====
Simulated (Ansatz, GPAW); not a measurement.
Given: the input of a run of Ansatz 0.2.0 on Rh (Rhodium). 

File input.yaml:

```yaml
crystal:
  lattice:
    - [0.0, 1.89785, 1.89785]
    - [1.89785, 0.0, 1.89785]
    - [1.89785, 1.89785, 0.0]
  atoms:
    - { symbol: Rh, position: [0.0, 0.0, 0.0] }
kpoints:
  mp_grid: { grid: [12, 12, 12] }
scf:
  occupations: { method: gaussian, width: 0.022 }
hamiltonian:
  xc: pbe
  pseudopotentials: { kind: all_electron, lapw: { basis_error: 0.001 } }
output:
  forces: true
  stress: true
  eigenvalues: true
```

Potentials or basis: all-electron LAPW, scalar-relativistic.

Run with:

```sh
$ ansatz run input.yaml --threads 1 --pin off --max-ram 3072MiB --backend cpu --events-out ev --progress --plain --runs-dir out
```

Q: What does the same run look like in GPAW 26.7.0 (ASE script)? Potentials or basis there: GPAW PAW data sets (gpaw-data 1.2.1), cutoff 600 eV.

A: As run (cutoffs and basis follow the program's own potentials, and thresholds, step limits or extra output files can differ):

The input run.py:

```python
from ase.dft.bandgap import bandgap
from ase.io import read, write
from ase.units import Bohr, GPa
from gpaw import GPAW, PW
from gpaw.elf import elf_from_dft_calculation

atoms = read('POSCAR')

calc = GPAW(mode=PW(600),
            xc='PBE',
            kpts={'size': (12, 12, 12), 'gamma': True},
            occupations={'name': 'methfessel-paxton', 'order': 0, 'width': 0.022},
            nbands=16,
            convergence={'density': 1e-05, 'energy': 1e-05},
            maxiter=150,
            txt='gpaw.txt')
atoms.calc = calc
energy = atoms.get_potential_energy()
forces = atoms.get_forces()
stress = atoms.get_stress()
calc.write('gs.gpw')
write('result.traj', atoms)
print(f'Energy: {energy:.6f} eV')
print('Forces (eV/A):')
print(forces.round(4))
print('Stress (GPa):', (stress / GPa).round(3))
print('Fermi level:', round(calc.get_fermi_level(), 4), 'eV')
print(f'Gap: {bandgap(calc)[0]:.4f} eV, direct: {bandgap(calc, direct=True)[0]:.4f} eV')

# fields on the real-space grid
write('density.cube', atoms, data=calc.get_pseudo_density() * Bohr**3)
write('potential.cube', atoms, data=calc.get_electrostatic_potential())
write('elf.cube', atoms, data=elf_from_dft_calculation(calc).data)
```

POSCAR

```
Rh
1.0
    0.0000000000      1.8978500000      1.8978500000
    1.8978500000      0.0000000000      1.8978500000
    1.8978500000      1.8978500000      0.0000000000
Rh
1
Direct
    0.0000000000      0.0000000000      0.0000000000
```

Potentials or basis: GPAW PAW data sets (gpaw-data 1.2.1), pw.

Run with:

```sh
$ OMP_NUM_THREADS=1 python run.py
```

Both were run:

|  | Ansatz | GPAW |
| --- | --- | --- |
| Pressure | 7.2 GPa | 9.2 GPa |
====

Exercise: All that is needed is the opening run of the data, given again exactly: please include every line from the first through the line with "Q: What does", both ends kept.

Exercise answer:
Simulated (Ansatz, GPAW); not a measurement.
Given: the input of a run of Ansatz 0.2.0 on Rh (Rhodium). 

File input.yaml:

```yaml
crystal:
  lattice:
    - [0.0, 1.89785, 1.89785]
    - [1.89785, 0.0, 1.89785]
    - [1.89785, 1.89785, 0.0]
  atoms:
    - { symbol: Rh, position: [0.0, 0.0, 0.0] }
kpoints:
  mp_grid: { grid: [12, 12, 12] }
scf:
  occupations: { method: gaussian, width: 0.022 }
hamiltonian:
  xc: pbe
  pseudopotentials: { kind: all_electron, lapw: { basis_error: 0.001 } }
output:
  forces: true
  stress: true
  eigenvalues: true
```

Potentials or basis: all-electron LAPW, scalar-relativistic.

Run with:

```sh
$ ansatz run input.yaml --threads 1 --pin off --max-ram 3072MiB --backend cpu --events-out ev --progress --plain --runs-dir out
```

Q: What does the same run look like in GPAW 26.7.0 (ASE script)? Potentials or basis there: GPAW PAW data sets (gpaw-data 1.2.1), cutoff 600 eV.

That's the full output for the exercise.